## DATA PROVIDED
* * * * * * *

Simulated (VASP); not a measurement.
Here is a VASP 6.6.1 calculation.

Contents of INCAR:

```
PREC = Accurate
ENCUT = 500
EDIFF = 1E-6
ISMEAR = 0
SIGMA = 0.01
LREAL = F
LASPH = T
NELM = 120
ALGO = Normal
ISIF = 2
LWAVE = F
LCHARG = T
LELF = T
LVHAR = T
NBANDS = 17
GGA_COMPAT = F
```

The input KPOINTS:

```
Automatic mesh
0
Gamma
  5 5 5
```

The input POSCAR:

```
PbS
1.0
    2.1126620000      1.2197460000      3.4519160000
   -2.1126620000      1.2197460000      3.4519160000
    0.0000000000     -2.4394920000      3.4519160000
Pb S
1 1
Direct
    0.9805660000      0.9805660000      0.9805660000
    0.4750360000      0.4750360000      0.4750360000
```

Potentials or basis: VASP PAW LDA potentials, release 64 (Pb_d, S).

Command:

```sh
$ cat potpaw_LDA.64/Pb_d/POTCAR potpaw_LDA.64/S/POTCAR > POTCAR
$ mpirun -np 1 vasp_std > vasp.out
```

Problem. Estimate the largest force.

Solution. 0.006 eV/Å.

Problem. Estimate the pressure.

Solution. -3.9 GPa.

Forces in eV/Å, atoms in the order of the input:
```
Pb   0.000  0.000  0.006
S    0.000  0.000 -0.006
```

* * * * * * *

## WORK ITEM
Starting with the first line of the listing, output each line exactly until you have included the one containing "Problem. Estimate the largest force.".

## ANSWER BOX
Simulated (VASP); not a measurement.
Here is a VASP 6.6.1 calculation.

Contents of INCAR:

```
PREC = Accurate
ENCUT = 500
EDIFF = 1E-6
ISMEAR = 0
SIGMA = 0.01
LREAL = F
LASPH = T
NELM = 120
ALGO = Normal
ISIF = 2
LWAVE = F
LCHARG = T
LELF = T
LVHAR = T
NBANDS = 17
GGA_COMPAT = F
```

The input KPOINTS:

```
Automatic mesh
0
Gamma
  5 5 5
```

The input POSCAR:

```
PbS
1.0
    2.1126620000      1.2197460000      3.4519160000
   -2.1126620000      1.2197460000      3.4519160000
    0.0000000000     -2.4394920000      3.4519160000
Pb S
1 1
Direct
    0.9805660000      0.9805660000      0.9805660000
    0.4750360000      0.4750360000      0.4750360000
```

Potentials or basis: VASP PAW LDA potentials, release 64 (Pb_d, S).

Command:

```sh
$ cat potpaw_LDA.64/Pb_d/POTCAR potpaw_LDA.64/S/POTCAR > POTCAR
$ mpirun -np 1 vasp_std > vasp.out
```

Problem. Estimate the largest force.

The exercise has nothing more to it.